> **WORK ITEM**
Retype every entry below exactly as it stands.

%%
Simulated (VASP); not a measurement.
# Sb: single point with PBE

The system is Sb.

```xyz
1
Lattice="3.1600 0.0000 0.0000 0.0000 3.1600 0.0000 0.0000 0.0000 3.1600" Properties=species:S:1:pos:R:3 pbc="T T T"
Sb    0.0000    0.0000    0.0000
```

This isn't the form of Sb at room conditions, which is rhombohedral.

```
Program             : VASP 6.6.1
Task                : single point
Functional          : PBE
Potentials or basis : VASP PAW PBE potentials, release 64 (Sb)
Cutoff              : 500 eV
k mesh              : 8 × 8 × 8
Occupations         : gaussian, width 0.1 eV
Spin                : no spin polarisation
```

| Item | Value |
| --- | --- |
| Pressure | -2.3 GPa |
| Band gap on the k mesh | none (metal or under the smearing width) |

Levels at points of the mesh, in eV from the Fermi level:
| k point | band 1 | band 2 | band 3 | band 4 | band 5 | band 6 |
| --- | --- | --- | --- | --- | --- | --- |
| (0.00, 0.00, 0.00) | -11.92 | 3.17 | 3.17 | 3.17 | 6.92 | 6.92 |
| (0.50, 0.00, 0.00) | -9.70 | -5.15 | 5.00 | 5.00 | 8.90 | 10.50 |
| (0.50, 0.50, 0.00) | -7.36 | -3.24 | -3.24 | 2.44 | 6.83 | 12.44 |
%%

> **EXERCISE SOLUTION**
Simulated (VASP); not a measurement.
# Sb: single point with PBE

The system is Sb.

```xyz
1
Lattice="3.1600 0.0000 0.0000 0.0000 3.1600 0.0000 0.0000 0.0000 3.1600" Properties=species:S:1:pos:R:3 pbc="T T T"
Sb    0.0000    0.0000    0.0000
```

This isn't the form of Sb at room conditions, which is rhombohedral.

```
Program             : VASP 6.6.1
Task                : single point
Functional          : PBE
Potentials or basis : VASP PAW PBE potentials, release 64 (Sb)
Cutoff              : 500 eV
k mesh              : 8 × 8 × 8
Occupations         : gaussian, width 0.1 eV
Spin                : no spin polarisation
```

| Item | Value |
| --- | --- |
| Pressure | -2.3 GPa |
| Band gap on the k mesh | none (metal or under the smearing width) |

Levels at points of the mesh, in eV from the Fermi level:
| k point | band 1 | band 2 | band 3 | band 4 | band 5 | band 6 |
| --- | --- | --- | --- | --- | --- | --- |
| (0.00, 0.00, 0.00) | -11.92 | 3.17 | 3.17 | 3.17 | 6.92 | 6.92 |
| (0.50, 0.00, 0.00) | -9.70 | -5.15 | 5.00 | 5.00 | 8.90 | 10.50 |
| (0.50, 0.50, 0.00) | -7.36 | -3.24 | -3.24 | 2.44 | 6.83 | 12.44 |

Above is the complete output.